· · ·

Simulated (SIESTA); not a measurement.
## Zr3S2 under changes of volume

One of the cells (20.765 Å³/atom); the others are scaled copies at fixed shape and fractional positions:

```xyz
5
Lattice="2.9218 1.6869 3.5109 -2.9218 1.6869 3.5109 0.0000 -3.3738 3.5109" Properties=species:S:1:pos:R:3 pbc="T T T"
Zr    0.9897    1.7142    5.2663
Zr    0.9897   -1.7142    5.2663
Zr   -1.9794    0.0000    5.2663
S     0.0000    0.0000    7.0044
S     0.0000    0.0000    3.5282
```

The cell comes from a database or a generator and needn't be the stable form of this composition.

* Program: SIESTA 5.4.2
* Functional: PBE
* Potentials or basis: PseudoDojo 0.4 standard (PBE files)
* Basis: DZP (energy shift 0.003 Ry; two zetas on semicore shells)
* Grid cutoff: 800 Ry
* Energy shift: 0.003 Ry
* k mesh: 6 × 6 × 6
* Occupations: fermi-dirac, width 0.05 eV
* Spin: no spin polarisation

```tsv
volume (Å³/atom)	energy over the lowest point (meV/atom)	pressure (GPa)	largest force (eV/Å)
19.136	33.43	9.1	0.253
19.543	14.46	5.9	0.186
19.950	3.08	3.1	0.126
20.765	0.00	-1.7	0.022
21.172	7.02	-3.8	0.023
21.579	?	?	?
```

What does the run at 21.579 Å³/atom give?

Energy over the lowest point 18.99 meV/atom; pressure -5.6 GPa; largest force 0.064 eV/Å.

· · ·

◆ Requirement ◆
Set down every record above exactly as given.

◆ Written reply ◆
Simulated (SIESTA); not a measurement.
## Zr3S2 under changes of volume

One of the cells (20.765 Å³/atom); the others are scaled copies at fixed shape and fractional positions:

```xyz
5
Lattice="2.9218 1.6869 3.5109 -2.9218 1.6869 3.5109 0.0000 -3.3738 3.5109" Properties=species:S:1:pos:R:3 pbc="T T T"
Zr    0.9897    1.7142    5.2663
Zr    0.9897   -1.7142    5.2663
Zr   -1.9794    0.0000    5.2663
S     0.0000    0.0000    7.0044
S     0.0000    0.0000    3.5282
```

The cell comes from a database or a generator and needn't be the stable form of this composition.

* Program: SIESTA 5.4.2
* Functional: PBE
* Potentials or basis: PseudoDojo 0.4 standard (PBE files)
* Basis: DZP (energy shift 0.003 Ry; two zetas on semicore shells)
* Grid cutoff: 800 Ry
* Energy shift: 0.003 Ry
* k mesh: 6 × 6 × 6
* Occupations: fermi-dirac, width 0.05 eV
* Spin: no spin polarisation

```tsv
volume (Å³/atom)	energy over the lowest point (meV/atom)	pressure (GPa)	largest force (eV/Å)
19.136	33.43	9.1	0.253
19.543	14.46	5.9	0.186
19.950	3.08	3.1	0.126
20.765	0.00	-1.7	0.022
21.172	7.02	-3.8	0.023
21.579	?	?	?
```

What does the run at 21.579 Å³/atom give?

Energy over the lowest point 18.99 meV/atom; pressure -5.6 GPa; largest force 0.064 eV/Å.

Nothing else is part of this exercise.